» Dataset
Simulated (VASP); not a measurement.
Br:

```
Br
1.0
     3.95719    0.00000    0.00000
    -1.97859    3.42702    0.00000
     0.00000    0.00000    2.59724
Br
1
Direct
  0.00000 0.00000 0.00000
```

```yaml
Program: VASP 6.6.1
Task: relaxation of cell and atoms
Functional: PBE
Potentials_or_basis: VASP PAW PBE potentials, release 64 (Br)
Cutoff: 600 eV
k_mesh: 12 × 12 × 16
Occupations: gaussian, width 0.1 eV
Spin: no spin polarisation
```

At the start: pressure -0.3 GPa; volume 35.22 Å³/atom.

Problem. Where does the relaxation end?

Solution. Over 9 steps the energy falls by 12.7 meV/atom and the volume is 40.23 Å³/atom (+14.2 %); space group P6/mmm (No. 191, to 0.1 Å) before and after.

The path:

» Task item
For the listing above, print only the lines starting at the line containing "At the start: pressure" and ending at the line containing "Solution. Over 9", exactly, both included.

» Task result
At the start: pressure -0.3 GPa; volume 35.22 Å³/atom.

Problem. Where does the relaxation end?

Solution. Over 9 steps the energy falls by 12.7 meV/atom and the volume is 40.23 Å³/atom (+14.2 %); space group P6/mmm (No. 191, to 0.1 Å) before and after.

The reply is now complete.